● Work item
All lines from the first line of the material up to and including the line with "The species is in" must be copied exactly, and no others.

● Records supplied
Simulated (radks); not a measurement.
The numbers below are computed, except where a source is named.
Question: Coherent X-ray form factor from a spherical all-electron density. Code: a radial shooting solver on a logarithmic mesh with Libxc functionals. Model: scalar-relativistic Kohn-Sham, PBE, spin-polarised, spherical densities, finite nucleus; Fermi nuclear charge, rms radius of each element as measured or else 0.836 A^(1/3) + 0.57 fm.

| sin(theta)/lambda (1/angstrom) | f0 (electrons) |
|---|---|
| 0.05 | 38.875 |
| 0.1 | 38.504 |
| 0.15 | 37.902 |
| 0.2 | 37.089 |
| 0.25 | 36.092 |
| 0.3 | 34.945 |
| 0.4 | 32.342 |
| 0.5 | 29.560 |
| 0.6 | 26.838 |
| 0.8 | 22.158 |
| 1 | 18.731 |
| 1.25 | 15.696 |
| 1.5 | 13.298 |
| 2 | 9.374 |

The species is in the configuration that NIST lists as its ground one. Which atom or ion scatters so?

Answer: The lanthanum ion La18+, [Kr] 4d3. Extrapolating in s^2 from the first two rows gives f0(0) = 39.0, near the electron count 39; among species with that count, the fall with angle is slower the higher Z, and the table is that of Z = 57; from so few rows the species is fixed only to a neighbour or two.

● Answer area
Simulated (radks); not a measurement.
The numbers below are computed, except where a source is named.
Question: Coherent X-ray form factor from a spherical all-electron density. Code: a radial shooting solver on a logarithmic mesh with Libxc functionals. Model: scalar-relativistic Kohn-Sham, PBE, spin-polarised, spherical densities, finite nucleus; Fermi nuclear charge, rms radius of each element as measured or else 0.836 A^(1/3) + 0.57 fm.

| sin(theta)/lambda (1/angstrom) | f0 (electrons) |
|---|---|
| 0.05 | 38.875 |
| 0.1 | 38.504 |
| 0.15 | 37.902 |
| 0.2 | 37.089 |
| 0.25 | 36.092 |
| 0.3 | 34.945 |
| 0.4 | 32.342 |
| 0.5 | 29.560 |
| 0.6 | 26.838 |
| 0.8 | 22.158 |
| 1 | 18.731 |
| 1.25 | 15.696 |
| 1.5 | 13.298 |
| 2 | 9.374 |

The species is in the configuration that NIST lists as its ground one. Which atom or ion scatters so?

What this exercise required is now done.